========================================================================
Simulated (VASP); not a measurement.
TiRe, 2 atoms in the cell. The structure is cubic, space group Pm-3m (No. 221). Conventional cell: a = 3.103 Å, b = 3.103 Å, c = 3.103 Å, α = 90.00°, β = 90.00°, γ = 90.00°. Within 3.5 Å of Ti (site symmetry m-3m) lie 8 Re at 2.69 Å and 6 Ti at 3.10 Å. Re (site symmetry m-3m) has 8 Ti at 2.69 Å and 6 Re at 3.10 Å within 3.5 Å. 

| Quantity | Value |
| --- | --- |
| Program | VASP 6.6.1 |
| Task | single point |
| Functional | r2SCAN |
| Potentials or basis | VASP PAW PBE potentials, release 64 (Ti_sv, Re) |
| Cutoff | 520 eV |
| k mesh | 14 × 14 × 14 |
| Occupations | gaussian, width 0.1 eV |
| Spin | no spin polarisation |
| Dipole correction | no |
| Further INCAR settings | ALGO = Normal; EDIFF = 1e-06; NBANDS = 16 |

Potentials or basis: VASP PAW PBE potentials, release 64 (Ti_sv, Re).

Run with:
========================================================================

#### REQUIREMENT:
The records need to be copied exactly, with no line left out.

#### WRITTEN REPLY:
Simulated (VASP); not a measurement.
TiRe, 2 atoms in the cell. The structure is cubic, space group Pm-3m (No. 221). Conventional cell: a = 3.103 Å, b = 3.103 Å, c = 3.103 Å, α = 90.00°, β = 90.00°, γ = 90.00°. Within 3.5 Å of Ti (site symmetry m-3m) lie 8 Re at 2.69 Å and 6 Ti at 3.10 Å. Re (site symmetry m-3m) has 8 Ti at 2.69 Å and 6 Re at 3.10 Å within 3.5 Å. 

| Quantity | Value |
| --- | --- |
| Program | VASP 6.6.1 |
| Task | single point |
| Functional | r2SCAN |
| Potentials or basis | VASP PAW PBE potentials, release 64 (Ti_sv, Re) |
| Cutoff | 520 eV |
| k mesh | 14 × 14 × 14 |
| Occupations | gaussian, width 0.1 eV |
| Spin | no spin polarisation |
| Dipole correction | no |
| Further INCAR settings | ALGO = Normal; EDIFF = 1e-06; NBANDS = 16 |

Potentials or basis: VASP PAW PBE potentials, release 64 (Ti_sv, Re).

Run with:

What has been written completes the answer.